━━━━

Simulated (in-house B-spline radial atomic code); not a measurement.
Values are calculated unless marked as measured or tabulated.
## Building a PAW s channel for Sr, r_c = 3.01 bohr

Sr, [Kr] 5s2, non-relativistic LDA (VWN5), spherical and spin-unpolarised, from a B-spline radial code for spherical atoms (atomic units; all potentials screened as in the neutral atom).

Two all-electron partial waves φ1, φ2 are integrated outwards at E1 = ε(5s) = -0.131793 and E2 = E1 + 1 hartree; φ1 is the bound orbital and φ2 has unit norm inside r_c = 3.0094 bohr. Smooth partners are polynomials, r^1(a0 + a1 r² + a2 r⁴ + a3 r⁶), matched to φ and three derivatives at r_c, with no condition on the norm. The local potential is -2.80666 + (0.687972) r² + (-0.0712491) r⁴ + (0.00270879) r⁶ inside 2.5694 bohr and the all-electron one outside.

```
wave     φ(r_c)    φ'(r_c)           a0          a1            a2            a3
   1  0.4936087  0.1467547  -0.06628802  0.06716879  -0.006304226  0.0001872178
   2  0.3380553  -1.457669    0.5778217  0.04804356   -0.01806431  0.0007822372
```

━━━━

### ACTION ITEM
An exact reproduction of the listing is needed.

### WRITTEN SOLUTION
Simulated (in-house B-spline radial atomic code); not a measurement.
Values are calculated unless marked as measured or tabulated.
## Building a PAW s channel for Sr, r_c = 3.01 bohr

Sr, [Kr] 5s2, non-relativistic LDA (VWN5), spherical and spin-unpolarised, from a B-spline radial code for spherical atoms (atomic units; all potentials screened as in the neutral atom).

Two all-electron partial waves φ1, φ2 are integrated outwards at E1 = ε(5s) = -0.131793 and E2 = E1 + 1 hartree; φ1 is the bound orbital and φ2 has unit norm inside r_c = 3.0094 bohr. Smooth partners are polynomials, r^1(a0 + a1 r² + a2 r⁴ + a3 r⁶), matched to φ and three derivatives at r_c, with no condition on the norm. The local potential is -2.80666 + (0.687972) r² + (-0.0712491) r⁴ + (0.00270879) r⁶ inside 2.5694 bohr and the all-electron one outside.

```
wave     φ(r_c)    φ'(r_c)           a0          a1            a2            a3
   1  0.4936087  0.1467547  -0.06628802  0.06716879  -0.006304226  0.0001872178
   2  0.3380553  -1.457669    0.5778217  0.04804356   -0.01806431  0.0007822372
```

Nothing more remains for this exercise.